● DATA FOR REVIEW
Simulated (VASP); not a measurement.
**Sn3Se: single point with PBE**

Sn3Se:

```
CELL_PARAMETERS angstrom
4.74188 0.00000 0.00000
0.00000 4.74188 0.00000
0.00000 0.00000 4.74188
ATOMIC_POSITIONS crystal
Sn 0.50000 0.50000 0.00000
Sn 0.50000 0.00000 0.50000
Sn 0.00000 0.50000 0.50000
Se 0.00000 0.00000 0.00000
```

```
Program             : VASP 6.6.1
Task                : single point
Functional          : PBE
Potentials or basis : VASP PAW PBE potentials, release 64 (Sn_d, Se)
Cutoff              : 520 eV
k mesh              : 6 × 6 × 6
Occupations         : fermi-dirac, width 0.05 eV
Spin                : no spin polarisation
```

● WORK TASK
Reproduce each line above exactly.

● RESPONSE AREA
Simulated (VASP); not a measurement.
**Sn3Se: single point with PBE**

Sn3Se:

```
CELL_PARAMETERS angstrom
4.74188 0.00000 0.00000
0.00000 4.74188 0.00000
0.00000 0.00000 4.74188
ATOMIC_POSITIONS crystal
Sn 0.50000 0.50000 0.00000
Sn 0.50000 0.00000 0.50000
Sn 0.00000 0.50000 0.50000
Se 0.00000 0.00000 0.00000
```

```
Program             : VASP 6.6.1
Task                : single point
Functional          : PBE
Potentials or basis : VASP PAW PBE potentials, release 64 (Sn_d, Se)
Cutoff              : 520 eV
k mesh              : 6 × 6 × 6
Occupations         : fermi-dirac, width 0.05 eV
Spin                : no spin polarisation
```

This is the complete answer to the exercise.